Given records |
= = = =
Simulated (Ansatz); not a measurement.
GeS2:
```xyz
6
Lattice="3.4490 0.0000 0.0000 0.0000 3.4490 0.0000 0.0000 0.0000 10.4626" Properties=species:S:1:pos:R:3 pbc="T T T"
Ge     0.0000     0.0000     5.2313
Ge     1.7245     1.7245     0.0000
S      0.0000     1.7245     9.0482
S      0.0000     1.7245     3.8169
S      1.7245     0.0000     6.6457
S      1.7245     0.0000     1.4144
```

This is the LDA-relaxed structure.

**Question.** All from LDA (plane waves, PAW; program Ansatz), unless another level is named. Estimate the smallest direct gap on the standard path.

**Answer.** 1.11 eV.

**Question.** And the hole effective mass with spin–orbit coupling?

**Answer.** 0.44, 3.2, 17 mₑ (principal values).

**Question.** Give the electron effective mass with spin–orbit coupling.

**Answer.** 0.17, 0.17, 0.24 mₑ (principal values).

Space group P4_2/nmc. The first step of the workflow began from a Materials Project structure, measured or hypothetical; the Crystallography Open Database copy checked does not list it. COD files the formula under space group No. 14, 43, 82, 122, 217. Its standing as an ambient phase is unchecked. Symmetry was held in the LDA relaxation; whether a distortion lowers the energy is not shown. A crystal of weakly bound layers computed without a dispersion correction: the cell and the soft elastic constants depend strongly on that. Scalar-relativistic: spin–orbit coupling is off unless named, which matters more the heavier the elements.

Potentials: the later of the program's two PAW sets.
= = = =

Exercise |
Copy every entry exactly. Leave nothing out.

Answer area |
Simulated (Ansatz); not a measurement.
GeS2:
```xyz
6
Lattice="3.4490 0.0000 0.0000 0.0000 3.4490 0.0000 0.0000 0.0000 10.4626" Properties=species:S:1:pos:R:3 pbc="T T T"
Ge     0.0000     0.0000     5.2313
Ge     1.7245     1.7245     0.0000
S      0.0000     1.7245     9.0482
S      0.0000     1.7245     3.8169
S      1.7245     0.0000     6.6457
S      1.7245     0.0000     1.4144
```

This is the LDA-relaxed structure.

**Question.** All from LDA (plane waves, PAW; program Ansatz), unless another level is named. Estimate the smallest direct gap on the standard path.

**Answer.** 1.11 eV.

**Question.** And the hole effective mass with spin–orbit coupling?

**Answer.** 0.44, 3.2, 17 mₑ (principal values).

**Question.** Give the electron effective mass with spin–orbit coupling.

**Answer.** 0.17, 0.17, 0.24 mₑ (principal values).

Space group P4_2/nmc. The first step of the workflow began from a Materials Project structure, measured or hypothetical; the Crystallography Open Database copy checked does not list it. COD files the formula under space group No. 14, 43, 82, 122, 217. Its standing as an ambient phase is unchecked. Symmetry was held in the LDA relaxation; whether a distortion lowers the energy is not shown. A crystal of weakly bound layers computed without a dispersion correction: the cell and the soft elastic constants depend strongly on that. Scalar-relativistic: spin–orbit coupling is off unless named, which matters more the heavier the elements.

Potentials: the later of the program's two PAW sets.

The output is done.